> **Work order**
Copy out the first line of the listing and every line after it, exactly, until you have copied the line containing "Describe the 3D structure.".

> **Information given**
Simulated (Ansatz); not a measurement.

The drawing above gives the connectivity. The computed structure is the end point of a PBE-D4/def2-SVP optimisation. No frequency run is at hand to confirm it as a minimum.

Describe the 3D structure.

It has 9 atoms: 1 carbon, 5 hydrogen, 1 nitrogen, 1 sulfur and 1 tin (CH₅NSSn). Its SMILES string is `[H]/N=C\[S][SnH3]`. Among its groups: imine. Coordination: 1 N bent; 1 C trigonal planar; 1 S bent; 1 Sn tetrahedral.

> **Task output**
Simulated (Ansatz); not a measurement.

The drawing above gives the connectivity. The computed structure is the end point of a PBE-D4/def2-SVP optimisation. No frequency run is at hand to confirm it as a minimum.

Describe the 3D structure.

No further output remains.